• WORK ORDER: Set down exactly the first line of the entries and every line after it, through the line with "D. ClC(Cl)[C@@H]1C[SiH2]1".

• LISTED RECORDS:
********

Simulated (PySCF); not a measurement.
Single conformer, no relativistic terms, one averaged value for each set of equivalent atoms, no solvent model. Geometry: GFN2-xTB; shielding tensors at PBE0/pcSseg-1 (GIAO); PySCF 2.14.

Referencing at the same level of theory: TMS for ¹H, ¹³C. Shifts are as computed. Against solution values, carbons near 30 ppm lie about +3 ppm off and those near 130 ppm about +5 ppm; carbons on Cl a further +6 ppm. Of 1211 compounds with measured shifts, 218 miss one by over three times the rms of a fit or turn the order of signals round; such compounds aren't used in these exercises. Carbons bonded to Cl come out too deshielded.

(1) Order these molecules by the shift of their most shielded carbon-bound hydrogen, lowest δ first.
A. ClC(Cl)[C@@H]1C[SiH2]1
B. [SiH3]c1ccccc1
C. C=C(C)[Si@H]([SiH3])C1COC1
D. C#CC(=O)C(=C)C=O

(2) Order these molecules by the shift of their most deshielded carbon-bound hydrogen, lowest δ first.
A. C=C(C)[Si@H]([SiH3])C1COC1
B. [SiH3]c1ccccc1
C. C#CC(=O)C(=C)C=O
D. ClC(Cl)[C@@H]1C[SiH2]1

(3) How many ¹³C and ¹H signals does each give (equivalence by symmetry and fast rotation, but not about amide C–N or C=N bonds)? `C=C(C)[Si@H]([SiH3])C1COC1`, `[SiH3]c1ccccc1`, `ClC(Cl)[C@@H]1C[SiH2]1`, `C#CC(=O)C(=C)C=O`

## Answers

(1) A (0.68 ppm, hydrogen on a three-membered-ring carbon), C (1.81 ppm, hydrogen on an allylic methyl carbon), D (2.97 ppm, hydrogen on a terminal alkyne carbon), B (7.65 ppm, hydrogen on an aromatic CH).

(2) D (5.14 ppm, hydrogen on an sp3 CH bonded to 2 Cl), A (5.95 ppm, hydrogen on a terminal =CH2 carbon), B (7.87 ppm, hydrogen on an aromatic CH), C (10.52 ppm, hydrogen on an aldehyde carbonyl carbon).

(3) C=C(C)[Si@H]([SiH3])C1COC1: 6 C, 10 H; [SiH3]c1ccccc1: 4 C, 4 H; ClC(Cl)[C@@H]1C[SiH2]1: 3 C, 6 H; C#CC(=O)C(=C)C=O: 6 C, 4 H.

********

• WRITTEN ANSWER:
Simulated (PySCF); not a measurement.
Single conformer, no relativistic terms, one averaged value for each set of equivalent atoms, no solvent model. Geometry: GFN2-xTB; shielding tensors at PBE0/pcSseg-1 (GIAO); PySCF 2.14.

Referencing at the same level of theory: TMS for ¹H, ¹³C. Shifts are as computed. Against solution values, carbons near 30 ppm lie about +3 ppm off and those near 130 ppm about +5 ppm; carbons on Cl a further +6 ppm. Of 1211 compounds with measured shifts, 218 miss one by over three times the rms of a fit or turn the order of signals round; such compounds aren't used in these exercises. Carbons bonded to Cl come out too deshielded.

(1) Order these molecules by the shift of their most shielded carbon-bound hydrogen, lowest δ first.
A. ClC(Cl)[C@@H]1C[SiH2]1
B. [SiH3]c1ccccc1
C. C=C(C)[Si@H]([SiH3])C1COC1
D. C#CC(=O)C(=C)C=O

(2) Order these molecules by the shift of their most deshielded carbon-bound hydrogen, lowest δ first.
A. C=C(C)[Si@H]([SiH3])C1COC1
B. [SiH3]c1ccccc1
C. C#CC(=O)C(=C)C=O
D. ClC(Cl)[C@@H]1C[SiH2]1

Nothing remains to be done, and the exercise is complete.